» EXCERPTED DATA:
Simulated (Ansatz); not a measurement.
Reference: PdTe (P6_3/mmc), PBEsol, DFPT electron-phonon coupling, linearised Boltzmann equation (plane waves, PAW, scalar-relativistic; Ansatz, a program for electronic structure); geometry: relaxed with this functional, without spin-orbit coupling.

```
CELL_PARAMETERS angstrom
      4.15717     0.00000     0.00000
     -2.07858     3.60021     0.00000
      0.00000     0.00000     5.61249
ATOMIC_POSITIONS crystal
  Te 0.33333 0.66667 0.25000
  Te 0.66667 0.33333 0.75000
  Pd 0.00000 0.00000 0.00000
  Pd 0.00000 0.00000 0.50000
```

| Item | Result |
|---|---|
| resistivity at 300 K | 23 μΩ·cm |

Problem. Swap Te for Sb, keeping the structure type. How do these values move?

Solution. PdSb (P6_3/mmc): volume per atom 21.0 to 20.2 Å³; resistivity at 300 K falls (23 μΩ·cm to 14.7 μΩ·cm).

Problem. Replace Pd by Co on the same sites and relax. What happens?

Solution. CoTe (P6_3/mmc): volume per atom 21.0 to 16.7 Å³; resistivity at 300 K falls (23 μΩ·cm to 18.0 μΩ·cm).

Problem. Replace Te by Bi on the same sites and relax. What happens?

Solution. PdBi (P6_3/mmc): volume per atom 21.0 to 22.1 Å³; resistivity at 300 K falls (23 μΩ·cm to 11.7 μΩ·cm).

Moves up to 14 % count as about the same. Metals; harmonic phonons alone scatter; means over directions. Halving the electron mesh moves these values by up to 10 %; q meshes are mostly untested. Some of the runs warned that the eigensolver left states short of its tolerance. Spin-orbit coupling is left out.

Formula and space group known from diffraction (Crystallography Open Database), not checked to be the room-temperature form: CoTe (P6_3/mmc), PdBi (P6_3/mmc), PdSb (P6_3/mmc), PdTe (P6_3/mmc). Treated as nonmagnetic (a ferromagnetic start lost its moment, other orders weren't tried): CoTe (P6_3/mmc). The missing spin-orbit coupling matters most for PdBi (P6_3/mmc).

» ASSIGNMENT:
Your task is to quote, without any alteration, the lines running from the top of the records to the line that holds "Moves up to", both included.

» ANSWER BOX:
Simulated (Ansatz); not a measurement.
Reference: PdTe (P6_3/mmc), PBEsol, DFPT electron-phonon coupling, linearised Boltzmann equation (plane waves, PAW, scalar-relativistic; Ansatz, a program for electronic structure); geometry: relaxed with this functional, without spin-orbit coupling.

```
CELL_PARAMETERS angstrom
      4.15717     0.00000     0.00000
     -2.07858     3.60021     0.00000
      0.00000     0.00000     5.61249
ATOMIC_POSITIONS crystal
  Te 0.33333 0.66667 0.25000
  Te 0.66667 0.33333 0.75000
  Pd 0.00000 0.00000 0.00000
  Pd 0.00000 0.00000 0.50000
```

| Item | Result |
|---|---|
| resistivity at 300 K | 23 μΩ·cm |

Problem. Swap Te for Sb, keeping the structure type. How do these values move?

Solution. PdSb (P6_3/mmc): volume per atom 21.0 to 20.2 Å³; resistivity at 300 K falls (23 μΩ·cm to 14.7 μΩ·cm).

Problem. Replace Pd by Co on the same sites and relax. What happens?

Solution. CoTe (P6_3/mmc): volume per atom 21.0 to 16.7 Å³; resistivity at 300 K falls (23 μΩ·cm to 18.0 μΩ·cm).

Problem. Replace Te by Bi on the same sites and relax. What happens?

Solution. PdBi (P6_3/mmc): volume per atom 21.0 to 22.1 Å³; resistivity at 300 K falls (23 μΩ·cm to 11.7 μΩ·cm).

Moves up to 14 % count as about the same. Metals; harmonic phonons alone scatter; means over directions. Halving the electron mesh moves these values by up to 10 %; q meshes are mostly untested. Some of the runs warned that the eigensolver left states short of its tolerance. Spin-orbit coupling is left out.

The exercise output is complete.